== INFORMATION SUPPLIED ==
· · · · · · ·

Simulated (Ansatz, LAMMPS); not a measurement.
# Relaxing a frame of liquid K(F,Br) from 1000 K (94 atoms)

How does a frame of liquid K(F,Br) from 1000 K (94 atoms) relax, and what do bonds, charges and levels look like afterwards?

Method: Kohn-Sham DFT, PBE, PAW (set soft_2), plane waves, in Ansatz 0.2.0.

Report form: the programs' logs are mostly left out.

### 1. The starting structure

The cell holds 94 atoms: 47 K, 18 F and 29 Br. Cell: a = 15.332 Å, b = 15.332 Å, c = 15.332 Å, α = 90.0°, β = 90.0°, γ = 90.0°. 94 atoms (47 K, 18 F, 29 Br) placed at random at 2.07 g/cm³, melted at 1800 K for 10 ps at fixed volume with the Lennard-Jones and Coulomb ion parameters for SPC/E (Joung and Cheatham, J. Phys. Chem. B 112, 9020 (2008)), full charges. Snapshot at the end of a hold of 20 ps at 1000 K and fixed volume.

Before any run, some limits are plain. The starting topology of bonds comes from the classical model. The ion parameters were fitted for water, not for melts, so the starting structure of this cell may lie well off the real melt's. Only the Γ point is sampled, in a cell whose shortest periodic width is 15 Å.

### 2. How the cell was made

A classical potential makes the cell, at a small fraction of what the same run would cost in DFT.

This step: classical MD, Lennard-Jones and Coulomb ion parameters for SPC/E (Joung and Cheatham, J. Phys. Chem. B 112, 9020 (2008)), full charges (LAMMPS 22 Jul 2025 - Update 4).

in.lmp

· · · · · · ·

== EXERCISE ==
Quote verbatim the opening lines of the listing above, ending with the line where "The cell holds" appears; include both endpoints and nothing more.

== WORKED SOLUTION ==
Simulated (Ansatz, LAMMPS); not a measurement.
# Relaxing a frame of liquid K(F,Br) from 1000 K (94 atoms)

How does a frame of liquid K(F,Br) from 1000 K (94 atoms) relax, and what do bonds, charges and levels look like afterwards?

Method: Kohn-Sham DFT, PBE, PAW (set soft_2), plane waves, in Ansatz 0.2.0.

Report form: the programs' logs are mostly left out.

### 1. The starting structure

The cell holds 94 atoms: 47 K, 18 F and 29 Br. Cell: a = 15.332 Å, b = 15.332 Å, c = 15.332 Å, α = 90.0°, β = 90.0°, γ = 90.0°. 94 atoms (47 K, 18 F, 29 Br) placed at random at 2.07 g/cm³, melted at 1800 K for 10 ps at fixed volume with the Lennard-Jones and Coulomb ion parameters for SPC/E (Joung and Cheatham, J. Phys. Chem. B 112, 9020 (2008)), full charges. Snapshot at the end of a hold of 20 ps at 1000 K and fixed volume.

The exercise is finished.